TASK ITEM. Word for word, restate the lines from the start of the data down to the line with "Aim: build the", both included.

DATASET RECORDS.
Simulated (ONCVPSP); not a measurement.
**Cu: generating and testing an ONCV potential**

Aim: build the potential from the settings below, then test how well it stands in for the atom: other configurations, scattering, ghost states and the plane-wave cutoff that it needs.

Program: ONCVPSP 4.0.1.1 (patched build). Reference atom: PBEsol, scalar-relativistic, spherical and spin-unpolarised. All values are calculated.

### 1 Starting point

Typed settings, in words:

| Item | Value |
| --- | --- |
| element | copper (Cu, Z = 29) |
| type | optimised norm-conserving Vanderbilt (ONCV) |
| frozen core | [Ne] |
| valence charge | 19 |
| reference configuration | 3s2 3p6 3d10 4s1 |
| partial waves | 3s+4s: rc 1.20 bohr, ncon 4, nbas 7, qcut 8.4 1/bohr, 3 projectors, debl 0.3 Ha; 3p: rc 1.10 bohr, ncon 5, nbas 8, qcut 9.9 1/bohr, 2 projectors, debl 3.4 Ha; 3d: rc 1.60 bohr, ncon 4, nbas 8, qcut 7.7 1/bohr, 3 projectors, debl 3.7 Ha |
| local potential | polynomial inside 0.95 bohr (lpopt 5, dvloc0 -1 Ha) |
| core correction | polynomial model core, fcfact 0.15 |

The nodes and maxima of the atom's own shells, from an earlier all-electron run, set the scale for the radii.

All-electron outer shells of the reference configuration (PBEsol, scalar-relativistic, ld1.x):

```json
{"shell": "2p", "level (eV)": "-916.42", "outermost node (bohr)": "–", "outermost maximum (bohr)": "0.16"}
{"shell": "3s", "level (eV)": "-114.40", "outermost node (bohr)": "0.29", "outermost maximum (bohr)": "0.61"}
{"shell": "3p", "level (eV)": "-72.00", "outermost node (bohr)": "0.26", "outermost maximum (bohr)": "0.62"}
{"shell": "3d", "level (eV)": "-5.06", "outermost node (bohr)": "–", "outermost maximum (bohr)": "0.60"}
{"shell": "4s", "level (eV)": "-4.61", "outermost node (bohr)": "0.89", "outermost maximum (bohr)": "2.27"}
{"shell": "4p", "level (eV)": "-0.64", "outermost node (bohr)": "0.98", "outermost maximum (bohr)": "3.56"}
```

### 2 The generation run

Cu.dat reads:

WRITTEN ANSWER.
Simulated (ONCVPSP); not a measurement.
**Cu: generating and testing an ONCV potential**

Aim: build the potential from the settings below, then test how well it stands in for the atom: other configurations, scattering, ghost states and the plane-wave cutoff that it needs.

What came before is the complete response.